Top of Dataset entries

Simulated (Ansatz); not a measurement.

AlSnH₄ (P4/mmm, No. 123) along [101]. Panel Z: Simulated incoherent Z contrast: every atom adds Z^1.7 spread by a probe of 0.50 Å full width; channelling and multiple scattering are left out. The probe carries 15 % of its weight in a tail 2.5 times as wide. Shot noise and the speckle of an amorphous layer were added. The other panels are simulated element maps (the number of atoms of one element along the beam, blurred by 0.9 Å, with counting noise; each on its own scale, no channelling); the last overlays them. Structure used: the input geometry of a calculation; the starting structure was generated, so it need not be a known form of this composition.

Bottom of Dataset entries

**Required action**
Every single entry is to be retyped exactly.

**Task result**
Simulated (Ansatz); not a measurement.

AlSnH₄ (P4/mmm, No. 123) along [101]. Panel Z: Simulated incoherent Z contrast: every atom adds Z^1.7 spread by a probe of 0.50 Å full width; channelling and multiple scattering are left out. The probe carries 15 % of its weight in a tail 2.5 times as wide. Shot noise and the speckle of an amorphous layer were added. The other panels are simulated element maps (the number of atoms of one element along the beam, blurred by 0.9 Å, with counting noise; each on its own scale, no channelling); the last overlays them. Structure used: the input geometry of a calculation; the starting structure was generated, so it need not be a known form of this composition.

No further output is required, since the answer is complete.